▶ RECORD EXCERPTS
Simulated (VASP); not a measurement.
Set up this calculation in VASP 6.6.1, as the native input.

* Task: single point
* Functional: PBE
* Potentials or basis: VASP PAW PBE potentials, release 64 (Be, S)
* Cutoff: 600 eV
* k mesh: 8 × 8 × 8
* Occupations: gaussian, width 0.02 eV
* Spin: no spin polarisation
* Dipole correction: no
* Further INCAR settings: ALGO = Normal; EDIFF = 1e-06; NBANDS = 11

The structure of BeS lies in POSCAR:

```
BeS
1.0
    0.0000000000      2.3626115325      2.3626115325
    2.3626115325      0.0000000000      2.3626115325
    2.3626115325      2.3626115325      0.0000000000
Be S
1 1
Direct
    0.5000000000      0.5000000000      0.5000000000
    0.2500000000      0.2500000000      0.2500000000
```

▶ WORK ITEM
The data should be copied out in full, exactly as it reads.

▶ ANSWER SECTION
Simulated (VASP); not a measurement.
Set up this calculation in VASP 6.6.1, as the native input.

* Task: single point
* Functional: PBE
* Potentials or basis: VASP PAW PBE potentials, release 64 (Be, S)
* Cutoff: 600 eV
* k mesh: 8 × 8 × 8
* Occupations: gaussian, width 0.02 eV
* Spin: no spin polarisation
* Dipole correction: no
* Further INCAR settings: ALGO = Normal; EDIFF = 1e-06; NBANDS = 11

The structure of BeS lies in POSCAR:

```
BeS
1.0
    0.0000000000      2.3626115325      2.3626115325
    2.3626115325      0.0000000000      2.3626115325
    2.3626115325      2.3626115325      0.0000000000
Be S
1 1
Direct
    0.5000000000      0.5000000000      0.5000000000
    0.2500000000      0.2500000000      0.2500000000
```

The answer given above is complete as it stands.